►

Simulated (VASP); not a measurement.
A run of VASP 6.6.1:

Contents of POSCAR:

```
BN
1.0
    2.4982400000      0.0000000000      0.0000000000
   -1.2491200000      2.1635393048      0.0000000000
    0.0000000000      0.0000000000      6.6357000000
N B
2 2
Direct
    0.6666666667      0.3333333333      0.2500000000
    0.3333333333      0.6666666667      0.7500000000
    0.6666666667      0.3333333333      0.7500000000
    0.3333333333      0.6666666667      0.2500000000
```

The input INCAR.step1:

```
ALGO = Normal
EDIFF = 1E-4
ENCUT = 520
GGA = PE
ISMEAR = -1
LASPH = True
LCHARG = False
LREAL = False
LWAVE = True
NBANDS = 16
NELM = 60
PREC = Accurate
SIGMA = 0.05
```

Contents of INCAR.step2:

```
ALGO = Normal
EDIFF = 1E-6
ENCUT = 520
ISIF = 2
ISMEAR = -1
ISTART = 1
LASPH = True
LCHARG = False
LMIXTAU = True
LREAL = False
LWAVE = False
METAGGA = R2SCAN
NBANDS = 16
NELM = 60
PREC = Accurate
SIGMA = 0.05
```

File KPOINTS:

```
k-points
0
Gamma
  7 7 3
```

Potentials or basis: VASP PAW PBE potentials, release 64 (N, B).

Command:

◄

**Action item**
From the first line of the material above down to the line with "Potentials or basis: VASP", output each line exactly; include both of those lines and add no others.

**Task solution**
Simulated (VASP); not a measurement.
A run of VASP 6.6.1:

Contents of POSCAR:

```
BN
1.0
    2.4982400000      0.0000000000      0.0000000000
   -1.2491200000      2.1635393048      0.0000000000
    0.0000000000      0.0000000000      6.6357000000
N B
2 2
Direct
    0.6666666667      0.3333333333      0.2500000000
    0.3333333333      0.6666666667      0.7500000000
    0.6666666667      0.3333333333      0.7500000000
    0.3333333333      0.6666666667      0.2500000000
```

The input INCAR.step1:

```
ALGO = Normal
EDIFF = 1E-4
ENCUT = 520
GGA = PE
ISMEAR = -1
LASPH = True
LCHARG = False
LREAL = False
LWAVE = True
NBANDS = 16
NELM = 60
PREC = Accurate
SIGMA = 0.05
```

Contents of INCAR.step2:

```
ALGO = Normal
EDIFF = 1E-6
ENCUT = 520
ISIF = 2
ISMEAR = -1
ISTART = 1
LASPH = True
LCHARG = False
LMIXTAU = True
LREAL = False
LWAVE = False
METAGGA = R2SCAN
NBANDS = 16
NELM = 60
PREC = Accurate
SIGMA = 0.05
```

File KPOINTS:

```
k-points
0
Gamma
  7 7 3
```

Potentials or basis: VASP PAW PBE potentials, release 64 (N, B).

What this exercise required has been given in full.